*REQUIRED ACTION*. Copy the data exactly from the line that contains "Its results: band" through the line that contains "Answer: Band gap", keeping both end lines and leaving out everything else.

========

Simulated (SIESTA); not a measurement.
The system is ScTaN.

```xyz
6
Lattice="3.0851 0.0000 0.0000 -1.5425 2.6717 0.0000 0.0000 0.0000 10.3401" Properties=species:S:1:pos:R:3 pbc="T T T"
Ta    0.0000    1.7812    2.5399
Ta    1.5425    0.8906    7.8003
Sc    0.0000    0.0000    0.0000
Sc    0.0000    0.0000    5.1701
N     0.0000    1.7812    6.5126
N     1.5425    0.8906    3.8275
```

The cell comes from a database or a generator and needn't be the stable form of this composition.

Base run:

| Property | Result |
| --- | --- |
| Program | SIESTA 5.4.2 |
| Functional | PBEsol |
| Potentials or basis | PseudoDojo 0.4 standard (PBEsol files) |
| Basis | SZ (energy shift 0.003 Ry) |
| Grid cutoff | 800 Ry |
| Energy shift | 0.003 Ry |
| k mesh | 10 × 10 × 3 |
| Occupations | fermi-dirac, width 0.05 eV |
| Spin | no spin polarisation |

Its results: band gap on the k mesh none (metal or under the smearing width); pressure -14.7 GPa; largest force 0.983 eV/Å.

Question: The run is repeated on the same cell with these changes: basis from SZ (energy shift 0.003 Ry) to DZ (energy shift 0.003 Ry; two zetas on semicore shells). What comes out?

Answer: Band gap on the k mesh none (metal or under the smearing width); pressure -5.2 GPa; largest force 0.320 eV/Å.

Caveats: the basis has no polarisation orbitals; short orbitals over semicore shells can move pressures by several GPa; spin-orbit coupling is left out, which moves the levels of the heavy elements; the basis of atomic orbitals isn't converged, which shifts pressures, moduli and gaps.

========

*ANSWER BOX*.
Its results: band gap on the k mesh none (metal or under the smearing width); pressure -14.7 GPa; largest force 0.983 eV/Å.

Question: The run is repeated on the same cell with these changes: basis from SZ (energy shift 0.003 Ry) to DZ (energy shift 0.003 Ry; two zetas on semicore shells). What comes out?

Answer: Band gap on the k mesh none (metal or under the smearing width); pressure -5.2 GPa; largest force 0.320 eV/Å.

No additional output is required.